- **WORK TASK**
What is needed is the complete listing, repeated exactly.

- **PROVIDED MATERIAL**
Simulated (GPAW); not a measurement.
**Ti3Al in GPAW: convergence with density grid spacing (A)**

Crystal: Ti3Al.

- **EXERCISE RESPONSE**
Simulated (GPAW); not a measurement.
**Ti3Al in GPAW: convergence with density grid spacing (A)**

Crystal: Ti3Al.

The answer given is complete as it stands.